Send back the entries below exactly as they appear.

__________

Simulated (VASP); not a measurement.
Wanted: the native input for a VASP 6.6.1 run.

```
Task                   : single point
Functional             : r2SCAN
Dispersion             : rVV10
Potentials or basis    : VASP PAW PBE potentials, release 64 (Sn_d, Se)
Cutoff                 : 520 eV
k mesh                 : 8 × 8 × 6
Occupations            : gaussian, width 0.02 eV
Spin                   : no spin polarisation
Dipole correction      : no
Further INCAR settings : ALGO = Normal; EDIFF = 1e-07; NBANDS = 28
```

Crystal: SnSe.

__________

RESULT:
Simulated (VASP); not a measurement.
Wanted: the native input for a VASP 6.6.1 run.

```
Task                   : single point
Functional             : r2SCAN
Dispersion             : rVV10
Potentials or basis    : VASP PAW PBE potentials, release 64 (Sn_d, Se)
Cutoff                 : 520 eV
k mesh                 : 8 × 8 × 6
Occupations            : gaussian, width 0.02 eV
Spin                   : no spin polarisation
Dipole correction      : no
Further INCAR settings : ALGO = Normal; EDIFF = 1e-07; NBANDS = 28
```

Crystal: SnSe.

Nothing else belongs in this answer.